#### [Work instruction]
Go from the first line below to the one with "# Hypothetical P6_3/mmc" and print each line exactly.

#### [Given records]
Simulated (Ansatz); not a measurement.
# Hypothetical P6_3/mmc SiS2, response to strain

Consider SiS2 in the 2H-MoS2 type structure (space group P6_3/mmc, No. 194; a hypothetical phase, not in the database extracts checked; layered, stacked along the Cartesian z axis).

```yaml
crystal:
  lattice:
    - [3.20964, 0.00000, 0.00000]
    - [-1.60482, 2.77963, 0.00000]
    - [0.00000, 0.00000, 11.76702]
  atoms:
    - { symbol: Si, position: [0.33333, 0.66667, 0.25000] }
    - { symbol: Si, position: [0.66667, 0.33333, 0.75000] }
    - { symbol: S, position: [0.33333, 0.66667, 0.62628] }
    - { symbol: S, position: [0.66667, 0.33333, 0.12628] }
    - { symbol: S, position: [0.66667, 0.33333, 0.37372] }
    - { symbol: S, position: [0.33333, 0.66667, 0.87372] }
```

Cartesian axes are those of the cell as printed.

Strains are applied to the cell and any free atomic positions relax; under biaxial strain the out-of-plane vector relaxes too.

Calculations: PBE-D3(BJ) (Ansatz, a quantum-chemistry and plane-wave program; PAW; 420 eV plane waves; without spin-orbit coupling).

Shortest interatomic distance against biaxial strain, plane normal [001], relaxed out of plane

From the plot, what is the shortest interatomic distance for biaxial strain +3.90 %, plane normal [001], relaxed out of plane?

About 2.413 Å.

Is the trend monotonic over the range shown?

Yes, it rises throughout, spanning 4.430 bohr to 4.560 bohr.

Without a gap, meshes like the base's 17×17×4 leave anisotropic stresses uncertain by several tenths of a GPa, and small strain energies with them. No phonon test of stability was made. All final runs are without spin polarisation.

#### [Answer area]
Simulated (Ansatz); not a measurement.
# Hypothetical P6_3/mmc SiS2, response to strain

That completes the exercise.